• [INFORMATION]
######
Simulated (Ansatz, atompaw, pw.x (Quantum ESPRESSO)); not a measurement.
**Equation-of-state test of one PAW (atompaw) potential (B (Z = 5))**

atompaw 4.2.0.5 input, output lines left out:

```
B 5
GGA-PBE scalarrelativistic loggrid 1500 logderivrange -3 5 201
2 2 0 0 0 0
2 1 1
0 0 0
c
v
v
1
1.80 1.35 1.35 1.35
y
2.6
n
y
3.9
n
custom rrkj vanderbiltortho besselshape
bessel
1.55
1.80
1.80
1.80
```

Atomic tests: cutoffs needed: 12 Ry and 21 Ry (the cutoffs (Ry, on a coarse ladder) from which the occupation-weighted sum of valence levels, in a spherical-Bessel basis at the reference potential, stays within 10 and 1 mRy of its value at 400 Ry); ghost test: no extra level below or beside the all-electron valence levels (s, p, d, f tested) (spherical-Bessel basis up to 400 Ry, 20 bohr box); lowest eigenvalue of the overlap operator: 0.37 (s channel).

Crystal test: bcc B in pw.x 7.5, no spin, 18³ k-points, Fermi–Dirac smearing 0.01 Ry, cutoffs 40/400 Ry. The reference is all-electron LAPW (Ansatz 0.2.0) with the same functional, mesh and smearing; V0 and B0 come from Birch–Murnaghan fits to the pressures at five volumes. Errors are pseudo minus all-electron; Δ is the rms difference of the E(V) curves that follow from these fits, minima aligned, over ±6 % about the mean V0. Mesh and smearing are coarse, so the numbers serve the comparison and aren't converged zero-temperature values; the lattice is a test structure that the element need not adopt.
######

• [WORK REQUEST]
When you retype the data above, start at its first line, stop after the line containing "Atomic tests: cutoffs", and leave out everything else.

• [PROBLEM SOLUTION]
Simulated (Ansatz, atompaw, pw.x (Quantum ESPRESSO)); not a measurement.
**Equation-of-state test of one PAW (atompaw) potential (B (Z = 5))**

atompaw 4.2.0.5 input, output lines left out:

```
B 5
GGA-PBE scalarrelativistic loggrid 1500 logderivrange -3 5 201
2 2 0 0 0 0
2 1 1
0 0 0
c
v
v
1
1.80 1.35 1.35 1.35
y
2.6
n
y
3.9
n
custom rrkj vanderbiltortho besselshape
bessel
1.55
1.80
1.80
1.80
```

Atomic tests: cutoffs needed: 12 Ry and 21 Ry (the cutoffs (Ry, on a coarse ladder) from which the occupation-weighted sum of valence levels, in a spherical-Bessel basis at the reference potential, stays within 10 and 1 mRy of its value at 400 Ry); ghost test: no extra level below or beside the all-electron valence levels (s, p, d, f tested) (spherical-Bessel basis up to 400 Ry, 20 bohr box); lowest eigenvalue of the overlap operator: 0.37 (s channel).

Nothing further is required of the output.